# BRIEF
Return the records below exactly, leaving nothing out.

# DATASET
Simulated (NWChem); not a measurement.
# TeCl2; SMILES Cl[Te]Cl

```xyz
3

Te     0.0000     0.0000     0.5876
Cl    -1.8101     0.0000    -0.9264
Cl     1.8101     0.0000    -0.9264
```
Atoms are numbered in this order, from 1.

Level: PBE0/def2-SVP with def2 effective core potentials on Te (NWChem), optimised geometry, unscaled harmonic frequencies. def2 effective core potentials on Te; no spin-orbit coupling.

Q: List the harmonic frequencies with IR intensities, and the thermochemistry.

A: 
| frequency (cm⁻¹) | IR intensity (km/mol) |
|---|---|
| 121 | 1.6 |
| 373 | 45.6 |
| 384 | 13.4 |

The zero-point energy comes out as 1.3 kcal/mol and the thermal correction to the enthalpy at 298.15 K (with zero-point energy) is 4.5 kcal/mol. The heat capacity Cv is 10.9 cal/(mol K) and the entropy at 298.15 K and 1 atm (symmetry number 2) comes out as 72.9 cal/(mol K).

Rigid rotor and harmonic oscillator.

# WRITTEN REPLY
Simulated (NWChem); not a measurement.
# TeCl2; SMILES Cl[Te]Cl

```xyz
3

Te     0.0000     0.0000     0.5876
Cl    -1.8101     0.0000    -0.9264
Cl     1.8101     0.0000    -0.9264
```
Atoms are numbered in this order, from 1.

Level: PBE0/def2-SVP with def2 effective core potentials on Te (NWChem), optimised geometry, unscaled harmonic frequencies. def2 effective core potentials on Te; no spin-orbit coupling.

Q: List the harmonic frequencies with IR intensities, and the thermochemistry.

A: 
| frequency (cm⁻¹) | IR intensity (km/mol) |
|---|---|
| 121 | 1.6 |
| 373 | 45.6 |
| 384 | 13.4 |

The zero-point energy comes out as 1.3 kcal/mol and the thermal correction to the enthalpy at 298.15 K (with zero-point energy) is 4.5 kcal/mol. The heat capacity Cv is 10.9 cal/(mol K) and the entropy at 298.15 K and 1 atm (symmetry number 2) comes out as 72.9 cal/(mol K).

Rigid rotor and harmonic oscillator.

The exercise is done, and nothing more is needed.